=-=-=-=-=

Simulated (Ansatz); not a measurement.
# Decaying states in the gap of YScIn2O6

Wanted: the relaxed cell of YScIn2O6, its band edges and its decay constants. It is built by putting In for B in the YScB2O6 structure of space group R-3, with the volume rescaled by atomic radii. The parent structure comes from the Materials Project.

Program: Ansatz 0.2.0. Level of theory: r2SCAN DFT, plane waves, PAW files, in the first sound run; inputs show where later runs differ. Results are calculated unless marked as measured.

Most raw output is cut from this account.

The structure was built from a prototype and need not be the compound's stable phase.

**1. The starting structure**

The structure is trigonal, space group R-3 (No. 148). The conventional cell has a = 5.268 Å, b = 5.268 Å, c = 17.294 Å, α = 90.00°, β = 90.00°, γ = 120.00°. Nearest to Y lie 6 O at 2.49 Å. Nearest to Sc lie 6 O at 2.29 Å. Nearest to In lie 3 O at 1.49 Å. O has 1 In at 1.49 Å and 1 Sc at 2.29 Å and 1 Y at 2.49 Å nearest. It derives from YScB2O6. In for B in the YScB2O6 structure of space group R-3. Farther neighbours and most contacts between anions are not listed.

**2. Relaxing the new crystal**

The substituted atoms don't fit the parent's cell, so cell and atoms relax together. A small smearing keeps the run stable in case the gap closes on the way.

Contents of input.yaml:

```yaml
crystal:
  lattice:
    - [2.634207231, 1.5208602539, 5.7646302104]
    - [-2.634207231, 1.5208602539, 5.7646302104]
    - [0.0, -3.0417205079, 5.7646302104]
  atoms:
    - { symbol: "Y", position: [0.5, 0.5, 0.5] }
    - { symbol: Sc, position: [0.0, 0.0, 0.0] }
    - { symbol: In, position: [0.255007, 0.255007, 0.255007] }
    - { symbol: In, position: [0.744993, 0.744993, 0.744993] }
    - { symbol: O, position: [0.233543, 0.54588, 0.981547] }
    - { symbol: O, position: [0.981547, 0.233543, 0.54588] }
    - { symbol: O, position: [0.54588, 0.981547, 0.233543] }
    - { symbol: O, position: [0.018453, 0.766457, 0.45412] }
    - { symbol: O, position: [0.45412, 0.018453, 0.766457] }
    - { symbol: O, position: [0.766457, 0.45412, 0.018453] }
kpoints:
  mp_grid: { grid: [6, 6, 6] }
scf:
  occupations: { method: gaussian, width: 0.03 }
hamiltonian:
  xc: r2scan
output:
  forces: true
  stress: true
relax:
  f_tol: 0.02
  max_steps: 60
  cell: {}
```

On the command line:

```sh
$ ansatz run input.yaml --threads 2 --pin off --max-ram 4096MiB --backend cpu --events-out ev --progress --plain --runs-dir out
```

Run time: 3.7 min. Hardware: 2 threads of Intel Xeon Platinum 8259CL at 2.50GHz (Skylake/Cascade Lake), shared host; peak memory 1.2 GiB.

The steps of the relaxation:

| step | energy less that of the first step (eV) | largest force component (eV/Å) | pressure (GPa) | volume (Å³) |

=-=-=-=-=

→ Requirement
From the first line of the data above through the line containing "Wanted: the relaxed", set each line down again exactly; include both ends and omit everything else.

→ Answer box
Simulated (Ansatz); not a measurement.
# Decaying states in the gap of YScIn2O6

Wanted: the relaxed cell of YScIn2O6, its band edges and its decay constants. It is built by putting In for B in the YScB2O6 structure of space group R-3, with the volume rescaled by atomic radii. The parent structure comes from the Materials Project.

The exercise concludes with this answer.